→ BRIEF
Output everything in the listing exactly.

→ INFORMATION PROVIDED
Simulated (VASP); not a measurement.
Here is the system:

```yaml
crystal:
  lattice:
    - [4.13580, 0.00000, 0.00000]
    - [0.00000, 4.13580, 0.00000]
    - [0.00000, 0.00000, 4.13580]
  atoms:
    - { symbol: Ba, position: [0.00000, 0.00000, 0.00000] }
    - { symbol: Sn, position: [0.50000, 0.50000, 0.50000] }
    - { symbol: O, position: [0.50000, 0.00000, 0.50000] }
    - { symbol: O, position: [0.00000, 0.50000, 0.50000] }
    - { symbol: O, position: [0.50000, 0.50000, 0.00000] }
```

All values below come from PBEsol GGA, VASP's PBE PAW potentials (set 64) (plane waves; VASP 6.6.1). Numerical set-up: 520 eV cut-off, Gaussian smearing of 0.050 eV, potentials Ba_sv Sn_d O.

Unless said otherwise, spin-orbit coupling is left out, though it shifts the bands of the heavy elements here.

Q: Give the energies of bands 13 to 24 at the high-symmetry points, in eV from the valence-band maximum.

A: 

→ TASK ANSWER
Simulated (VASP); not a measurement.
Here is the system:

```yaml
crystal:
  lattice:
    - [4.13580, 0.00000, 0.00000]
    - [0.00000, 4.13580, 0.00000]
    - [0.00000, 0.00000, 4.13580]
  atoms:
    - { symbol: Ba, position: [0.00000, 0.00000, 0.00000] }
    - { symbol: Sn, position: [0.50000, 0.50000, 0.50000] }
    - { symbol: O, position: [0.50000, 0.00000, 0.50000] }
    - { symbol: O, position: [0.00000, 0.50000, 0.50000] }
    - { symbol: O, position: [0.50000, 0.50000, 0.00000] }
```

All values below come from PBEsol GGA, VASP's PBE PAW potentials (set 64) (plane waves; VASP 6.6.1). Numerical set-up: 520 eV cut-off, Gaussian smearing of 0.050 eV, potentials Ba_sv Sn_d O.

Unless said otherwise, spin-orbit coupling is left out, though it shifts the bands of the heavy elements here.

Q: Give the energies of bands 13 to 24 at the high-symmetry points, in eV from the valence-band maximum.

A: 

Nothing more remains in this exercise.